_Work task_:
Please copy exactly the lines from the top of the data through the line containing "equilibrium temperature: 2405 K", and nothing else.

***

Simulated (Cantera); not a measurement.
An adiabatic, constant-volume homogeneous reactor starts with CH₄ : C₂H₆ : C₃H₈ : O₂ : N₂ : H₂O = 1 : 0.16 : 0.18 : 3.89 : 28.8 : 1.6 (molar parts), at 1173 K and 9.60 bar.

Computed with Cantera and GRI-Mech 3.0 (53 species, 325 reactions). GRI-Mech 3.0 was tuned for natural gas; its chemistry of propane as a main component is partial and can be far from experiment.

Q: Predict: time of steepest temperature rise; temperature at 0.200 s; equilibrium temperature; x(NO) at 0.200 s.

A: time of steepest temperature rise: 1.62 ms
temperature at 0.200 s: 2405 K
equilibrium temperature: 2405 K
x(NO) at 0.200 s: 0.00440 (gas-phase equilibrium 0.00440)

***

_Response area_:
Simulated (Cantera); not a measurement.
An adiabatic, constant-volume homogeneous reactor starts with CH₄ : C₂H₆ : C₃H₈ : O₂ : N₂ : H₂O = 1 : 0.16 : 0.18 : 3.89 : 28.8 : 1.6 (molar parts), at 1173 K and 9.60 bar.

Computed with Cantera and GRI-Mech 3.0 (53 species, 325 reactions). GRI-Mech 3.0 was tuned for natural gas; its chemistry of propane as a main component is partial and can be far from experiment.

Q: Predict: time of steepest temperature rise; temperature at 0.200 s; equilibrium temperature; x(NO) at 0.200 s.

A: time of steepest temperature rise: 1.62 ms
temperature at 0.200 s: 2405 K
equilibrium temperature: 2405 K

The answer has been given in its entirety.